**WORK ORDER:** What is wanted is an exact copy of the lines from the top of the listing through the line containing "The cell was".

○ ○ ○ ○

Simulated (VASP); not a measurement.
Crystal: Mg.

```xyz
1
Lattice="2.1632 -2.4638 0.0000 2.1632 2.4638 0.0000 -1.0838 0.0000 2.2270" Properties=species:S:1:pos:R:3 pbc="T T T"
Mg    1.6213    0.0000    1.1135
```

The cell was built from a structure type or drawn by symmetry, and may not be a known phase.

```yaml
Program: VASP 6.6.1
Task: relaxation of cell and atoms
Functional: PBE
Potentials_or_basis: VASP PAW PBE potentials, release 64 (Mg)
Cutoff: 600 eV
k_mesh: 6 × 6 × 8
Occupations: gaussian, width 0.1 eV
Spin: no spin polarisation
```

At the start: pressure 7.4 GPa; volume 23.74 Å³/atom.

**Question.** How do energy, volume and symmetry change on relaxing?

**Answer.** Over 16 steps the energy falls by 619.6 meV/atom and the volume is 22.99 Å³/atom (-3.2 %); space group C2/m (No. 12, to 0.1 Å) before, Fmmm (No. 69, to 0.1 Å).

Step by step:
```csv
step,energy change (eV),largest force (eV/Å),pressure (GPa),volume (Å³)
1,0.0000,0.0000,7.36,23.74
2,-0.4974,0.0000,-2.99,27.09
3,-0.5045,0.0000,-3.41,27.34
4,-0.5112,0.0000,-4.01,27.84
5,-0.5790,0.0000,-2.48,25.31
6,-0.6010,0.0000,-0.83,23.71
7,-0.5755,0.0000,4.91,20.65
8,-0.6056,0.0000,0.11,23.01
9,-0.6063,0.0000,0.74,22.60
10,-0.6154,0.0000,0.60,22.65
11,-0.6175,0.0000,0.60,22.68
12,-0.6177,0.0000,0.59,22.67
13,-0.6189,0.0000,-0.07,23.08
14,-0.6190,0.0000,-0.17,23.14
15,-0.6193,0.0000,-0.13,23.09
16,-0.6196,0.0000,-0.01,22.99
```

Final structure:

○ ○ ○ ○

**RESPONSE:**
Simulated (VASP); not a measurement.
Crystal: Mg.

```xyz
1
Lattice="2.1632 -2.4638 0.0000 2.1632 2.4638 0.0000 -1.0838 0.0000 2.2270" Properties=species:S:1:pos:R:3 pbc="T T T"
Mg    1.6213    0.0000    1.1135
```

The cell was built from a structure type or drawn by symmetry, and may not be a known phase.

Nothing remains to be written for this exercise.